### TASK ITEM:
Copy the lines exactly. Begin at the first line of the data and stop after the line with "- Functional: PBE".

### SOURCE DATA:
* * * * * * * * *

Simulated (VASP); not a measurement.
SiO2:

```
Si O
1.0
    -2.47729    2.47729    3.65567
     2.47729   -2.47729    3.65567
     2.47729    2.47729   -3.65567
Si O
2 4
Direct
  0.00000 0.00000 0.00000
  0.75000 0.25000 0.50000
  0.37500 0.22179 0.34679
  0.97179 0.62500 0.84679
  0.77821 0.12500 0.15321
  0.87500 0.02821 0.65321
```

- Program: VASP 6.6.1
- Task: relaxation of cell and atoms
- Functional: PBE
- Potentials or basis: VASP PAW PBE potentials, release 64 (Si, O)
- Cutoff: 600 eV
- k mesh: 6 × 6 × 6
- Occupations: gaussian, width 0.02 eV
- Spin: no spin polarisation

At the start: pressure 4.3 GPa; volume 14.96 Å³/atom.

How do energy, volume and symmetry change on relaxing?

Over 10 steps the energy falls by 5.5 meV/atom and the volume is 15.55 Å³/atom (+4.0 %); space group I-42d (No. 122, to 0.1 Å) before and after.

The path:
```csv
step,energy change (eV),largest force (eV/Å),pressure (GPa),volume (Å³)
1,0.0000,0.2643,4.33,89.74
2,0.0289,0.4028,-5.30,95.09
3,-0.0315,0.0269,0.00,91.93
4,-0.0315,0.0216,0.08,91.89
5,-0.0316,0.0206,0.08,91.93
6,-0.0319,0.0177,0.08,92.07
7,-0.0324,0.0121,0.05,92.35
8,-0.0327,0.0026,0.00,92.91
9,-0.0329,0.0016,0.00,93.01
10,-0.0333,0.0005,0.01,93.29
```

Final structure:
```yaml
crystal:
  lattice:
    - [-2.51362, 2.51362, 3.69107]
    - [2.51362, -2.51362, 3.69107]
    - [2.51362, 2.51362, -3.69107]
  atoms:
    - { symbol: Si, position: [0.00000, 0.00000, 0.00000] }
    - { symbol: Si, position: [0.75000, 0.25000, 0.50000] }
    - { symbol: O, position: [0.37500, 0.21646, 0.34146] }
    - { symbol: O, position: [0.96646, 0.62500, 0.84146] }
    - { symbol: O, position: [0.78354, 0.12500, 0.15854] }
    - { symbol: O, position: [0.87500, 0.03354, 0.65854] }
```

* * * * * * * * *

### WRITTEN RESPONSE:
Simulated (VASP); not a measurement.
SiO2:

```
Si O
1.0
    -2.47729    2.47729    3.65567
     2.47729   -2.47729    3.65567
     2.47729    2.47729   -3.65567
Si O
2 4
Direct
  0.00000 0.00000 0.00000
  0.75000 0.25000 0.50000
  0.37500 0.22179 0.34679
  0.97179 0.62500 0.84679
  0.77821 0.12500 0.15321
  0.87500 0.02821 0.65321
```

- Program: VASP 6.6.1
- Task: relaxation of cell and atoms
- Functional: PBE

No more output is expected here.